+ + + + +

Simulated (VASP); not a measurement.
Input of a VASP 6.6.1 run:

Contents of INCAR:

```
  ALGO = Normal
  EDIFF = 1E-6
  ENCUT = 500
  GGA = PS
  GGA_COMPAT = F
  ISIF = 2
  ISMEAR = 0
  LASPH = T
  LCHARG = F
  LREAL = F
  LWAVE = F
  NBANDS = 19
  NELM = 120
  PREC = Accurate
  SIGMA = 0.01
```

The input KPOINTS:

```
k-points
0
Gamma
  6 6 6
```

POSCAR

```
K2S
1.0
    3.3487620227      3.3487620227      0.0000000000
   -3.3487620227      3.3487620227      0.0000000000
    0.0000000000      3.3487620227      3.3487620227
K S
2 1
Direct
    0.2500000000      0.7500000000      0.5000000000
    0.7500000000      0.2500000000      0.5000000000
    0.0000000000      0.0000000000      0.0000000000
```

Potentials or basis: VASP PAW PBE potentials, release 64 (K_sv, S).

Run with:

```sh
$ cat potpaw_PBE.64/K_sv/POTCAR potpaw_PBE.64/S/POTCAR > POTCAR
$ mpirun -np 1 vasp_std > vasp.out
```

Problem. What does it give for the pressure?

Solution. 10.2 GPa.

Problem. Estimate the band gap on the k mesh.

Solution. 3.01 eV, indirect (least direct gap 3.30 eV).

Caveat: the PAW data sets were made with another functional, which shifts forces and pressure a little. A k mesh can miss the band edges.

+ + + + +

:: Action item ::
Transcribe the entries exactly.

:: Exercise response ::
Simulated (VASP); not a measurement.
Input of a VASP 6.6.1 run:

Contents of INCAR:

```
  ALGO = Normal
  EDIFF = 1E-6
  ENCUT = 500
  GGA = PS
  GGA_COMPAT = F
  ISIF = 2
  ISMEAR = 0
  LASPH = T
  LCHARG = F
  LREAL = F
  LWAVE = F
  NBANDS = 19
  NELM = 120
  PREC = Accurate
  SIGMA = 0.01
```

The input KPOINTS:

```
k-points
0
Gamma
  6 6 6
```

POSCAR

```
K2S
1.0
    3.3487620227      3.3487620227      0.0000000000
   -3.3487620227      3.3487620227      0.0000000000
    0.0000000000      3.3487620227      3.3487620227
K S
2 1
Direct
    0.2500000000      0.7500000000      0.5000000000
    0.7500000000      0.2500000000      0.5000000000
    0.0000000000      0.0000000000      0.0000000000
```

Potentials or basis: VASP PAW PBE potentials, release 64 (K_sv, S).

Run with:

```sh
$ cat potpaw_PBE.64/K_sv/POTCAR potpaw_PBE.64/S/POTCAR > POTCAR
$ mpirun -np 1 vasp_std > vasp.out
```

Problem. What does it give for the pressure?

Solution. 10.2 GPa.

Problem. Estimate the band gap on the k mesh.

Solution. 3.01 eV, indirect (least direct gap 3.30 eV).

Caveat: the PAW data sets were made with another functional, which shifts forces and pressure a little. A k mesh can miss the band edges.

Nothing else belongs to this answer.